-- ASSIGNMENT --
Print the data again, exactly.

:: STORED DATA ::

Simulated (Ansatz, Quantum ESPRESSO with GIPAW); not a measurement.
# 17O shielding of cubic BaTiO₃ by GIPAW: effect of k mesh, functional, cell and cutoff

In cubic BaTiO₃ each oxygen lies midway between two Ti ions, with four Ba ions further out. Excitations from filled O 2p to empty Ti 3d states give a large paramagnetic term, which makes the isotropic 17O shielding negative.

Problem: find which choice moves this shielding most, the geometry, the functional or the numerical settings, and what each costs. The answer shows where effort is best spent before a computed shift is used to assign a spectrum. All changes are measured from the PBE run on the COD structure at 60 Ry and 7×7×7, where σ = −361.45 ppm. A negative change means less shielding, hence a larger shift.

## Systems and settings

:::

-- EXERCISE SOLUTION --
Simulated (Ansatz, Quantum ESPRESSO with GIPAW); not a measurement.
# 17O shielding of cubic BaTiO₃ by GIPAW: effect of k mesh, functional, cell and cutoff

In cubic BaTiO₃ each oxygen lies midway between two Ti ions, with four Ba ions further out. Excitations from filled O 2p to empty Ti 3d states give a large paramagnetic term, which makes the isotropic 17O shielding negative.

Problem: find which choice moves this shielding most, the geometry, the functional or the numerical settings, and what each costs. The answer shows where effort is best spent before a computed shift is used to assign a spectrum. All changes are measured from the PBE run on the COD structure at 60 Ry and 7×7×7, where σ = −361.45 ppm. A negative change means less shielding, hence a larger shift.

## Systems and settings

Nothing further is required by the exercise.